§ Source material:

================

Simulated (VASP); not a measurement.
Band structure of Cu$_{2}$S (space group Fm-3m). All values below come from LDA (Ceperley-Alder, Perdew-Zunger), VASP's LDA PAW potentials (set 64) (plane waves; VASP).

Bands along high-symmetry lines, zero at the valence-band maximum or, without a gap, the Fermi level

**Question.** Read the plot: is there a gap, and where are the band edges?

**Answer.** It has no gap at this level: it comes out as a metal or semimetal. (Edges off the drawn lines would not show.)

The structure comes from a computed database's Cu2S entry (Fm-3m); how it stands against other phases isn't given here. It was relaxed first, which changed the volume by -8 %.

================

§ Work instruction: Lines after the one containing "would not show.)" are left out; every line from the start of the entries through that line is restated word for word.

§ Exercise answer:
Simulated (VASP); not a measurement.
Band structure of Cu$_{2}$S (space group Fm-3m). All values below come from LDA (Ceperley-Alder, Perdew-Zunger), VASP's LDA PAW potentials (set 64) (plane waves; VASP).

Bands along high-symmetry lines, zero at the valence-band maximum or, without a gap, the Fermi level

**Question.** Read the plot: is there a gap, and where are the band edges?

**Answer.** It has no gap at this level: it comes out as a metal or semimetal. (Edges off the drawn lines would not show.)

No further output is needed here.